▶ **Work item**
A word-for-word repetition of all the entries is needed.

Start of Block

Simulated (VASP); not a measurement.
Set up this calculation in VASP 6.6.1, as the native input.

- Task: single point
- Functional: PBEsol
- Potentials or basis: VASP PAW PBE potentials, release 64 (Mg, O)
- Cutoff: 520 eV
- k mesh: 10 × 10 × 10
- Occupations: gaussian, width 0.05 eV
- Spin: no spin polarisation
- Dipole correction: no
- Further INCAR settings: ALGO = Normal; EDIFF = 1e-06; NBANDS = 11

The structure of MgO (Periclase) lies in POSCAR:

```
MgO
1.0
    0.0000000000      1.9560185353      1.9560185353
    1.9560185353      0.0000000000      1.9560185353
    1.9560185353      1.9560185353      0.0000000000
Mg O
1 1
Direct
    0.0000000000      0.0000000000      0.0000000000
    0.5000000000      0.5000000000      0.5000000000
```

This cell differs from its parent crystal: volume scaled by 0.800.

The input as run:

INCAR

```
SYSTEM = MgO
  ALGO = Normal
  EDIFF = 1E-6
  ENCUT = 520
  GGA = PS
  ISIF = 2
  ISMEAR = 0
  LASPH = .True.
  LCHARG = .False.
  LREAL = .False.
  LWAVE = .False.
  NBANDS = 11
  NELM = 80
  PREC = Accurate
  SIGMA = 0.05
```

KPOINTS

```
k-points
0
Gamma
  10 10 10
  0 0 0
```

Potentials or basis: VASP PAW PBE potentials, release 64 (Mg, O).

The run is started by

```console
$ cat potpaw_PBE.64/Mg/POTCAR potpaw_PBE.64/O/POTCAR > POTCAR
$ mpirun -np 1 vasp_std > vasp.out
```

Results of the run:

End of Block

▶ **Your solution**
Simulated (VASP); not a measurement.
Set up this calculation in VASP 6.6.1, as the native input.

- Task: single point
- Functional: PBEsol
- Potentials or basis: VASP PAW PBE potentials, release 64 (Mg, O)
- Cutoff: 520 eV
- k mesh: 10 × 10 × 10
- Occupations: gaussian, width 0.05 eV
- Spin: no spin polarisation
- Dipole correction: no
- Further INCAR settings: ALGO = Normal; EDIFF = 1e-06; NBANDS = 11

The structure of MgO (Periclase) lies in POSCAR:

```
MgO
1.0
    0.0000000000      1.9560185353      1.9560185353
    1.9560185353      0.0000000000      1.9560185353
    1.9560185353      1.9560185353      0.0000000000
Mg O
1 1
Direct
    0.0000000000      0.0000000000      0.0000000000
    0.5000000000      0.5000000000      0.5000000000
```

This cell differs from its parent crystal: volume scaled by 0.800.

The input as run:

INCAR

```
SYSTEM = MgO
  ALGO = Normal
  EDIFF = 1E-6
  ENCUT = 520
  GGA = PS
  ISIF = 2
  ISMEAR = 0
  LASPH = .True.
  LCHARG = .False.
  LREAL = .False.
  LWAVE = .False.
  NBANDS = 11
  NELM = 80
  PREC = Accurate
  SIGMA = 0.05
```

KPOINTS

```
k-points
0
Gamma
  10 10 10
  0 0 0
```

Potentials or basis: VASP PAW PBE potentials, release 64 (Mg, O).

The run is started by

```console
$ cat potpaw_PBE.64/Mg/POTCAR potpaw_PBE.64/O/POTCAR > POTCAR
$ mpirun -np 1 vasp_std > vasp.out
```

Results of the run:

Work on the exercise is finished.